───

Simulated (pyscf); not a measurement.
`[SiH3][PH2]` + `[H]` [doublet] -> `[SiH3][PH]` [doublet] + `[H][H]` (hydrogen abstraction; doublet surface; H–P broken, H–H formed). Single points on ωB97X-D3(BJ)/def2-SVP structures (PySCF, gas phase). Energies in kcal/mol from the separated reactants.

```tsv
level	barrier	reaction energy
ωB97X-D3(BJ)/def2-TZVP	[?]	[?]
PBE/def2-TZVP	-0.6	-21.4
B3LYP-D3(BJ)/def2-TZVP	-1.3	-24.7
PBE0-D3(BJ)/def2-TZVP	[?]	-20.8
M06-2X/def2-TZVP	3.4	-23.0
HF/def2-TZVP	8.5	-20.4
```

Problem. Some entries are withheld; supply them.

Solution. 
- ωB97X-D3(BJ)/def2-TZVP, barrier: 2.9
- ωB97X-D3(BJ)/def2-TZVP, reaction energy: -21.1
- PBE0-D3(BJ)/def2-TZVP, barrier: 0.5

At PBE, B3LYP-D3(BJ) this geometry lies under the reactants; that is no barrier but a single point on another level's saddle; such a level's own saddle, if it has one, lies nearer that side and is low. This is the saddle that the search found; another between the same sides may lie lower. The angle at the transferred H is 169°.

───

*Action item*
Reproduce all the records, exactly and in full.

*Result*
Simulated (pyscf); not a measurement.
`[SiH3][PH2]` + `[H]` [doublet] -> `[SiH3][PH]` [doublet] + `[H][H]` (hydrogen abstraction; doublet surface; H–P broken, H–H formed). Single points on ωB97X-D3(BJ)/def2-SVP structures (PySCF, gas phase). Energies in kcal/mol from the separated reactants.

```tsv
level	barrier	reaction energy
ωB97X-D3(BJ)/def2-TZVP	[?]	[?]
PBE/def2-TZVP	-0.6	-21.4
B3LYP-D3(BJ)/def2-TZVP	-1.3	-24.7
PBE0-D3(BJ)/def2-TZVP	[?]	-20.8
M06-2X/def2-TZVP	3.4	-23.0
HF/def2-TZVP	8.5	-20.4
```

Problem. Some entries are withheld; supply them.

Solution. 
- ωB97X-D3(BJ)/def2-TZVP, barrier: 2.9
- ωB97X-D3(BJ)/def2-TZVP, reaction energy: -21.1
- PBE0-D3(BJ)/def2-TZVP, barrier: 0.5

At PBE, B3LYP-D3(BJ) this geometry lies under the reactants; that is no barrier but a single point on another level's saddle; such a level's own saddle, if it has one, lies nearer that side and is low. This is the saddle that the search found; another between the same sides may lie lower. The angle at the transferred H is 169°.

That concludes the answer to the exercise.